**DATA PROVIDED:**
====================
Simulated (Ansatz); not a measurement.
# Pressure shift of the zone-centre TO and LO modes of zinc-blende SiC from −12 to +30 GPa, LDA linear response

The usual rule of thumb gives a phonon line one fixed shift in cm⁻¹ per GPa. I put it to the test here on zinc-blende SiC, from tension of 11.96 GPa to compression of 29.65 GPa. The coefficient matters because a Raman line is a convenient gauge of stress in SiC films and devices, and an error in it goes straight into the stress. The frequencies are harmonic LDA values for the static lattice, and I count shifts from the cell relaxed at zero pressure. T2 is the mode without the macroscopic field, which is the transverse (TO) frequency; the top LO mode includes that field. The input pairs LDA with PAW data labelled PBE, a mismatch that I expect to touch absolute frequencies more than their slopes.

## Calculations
====================

**ACTIVITY:**
In full and without alteration, write out each record.

**REPLY:**
Simulated (Ansatz); not a measurement.
# Pressure shift of the zone-centre TO and LO modes of zinc-blende SiC from −12 to +30 GPa, LDA linear response

The usual rule of thumb gives a phonon line one fixed shift in cm⁻¹ per GPa. I put it to the test here on zinc-blende SiC, from tension of 11.96 GPa to compression of 29.65 GPa. The coefficient matters because a Raman line is a convenient gauge of stress in SiC films and devices, and an error in it goes straight into the stress. The frequencies are harmonic LDA values for the static lattice, and I count shifts from the cell relaxed at zero pressure. T2 is the mode without the macroscopic field, which is the transverse (TO) frequency; the top LO mode includes that field. The input pairs LDA with PAW data labelled PBE, a mismatch that I expect to touch absolute frequencies more than their slopes.

## Calculations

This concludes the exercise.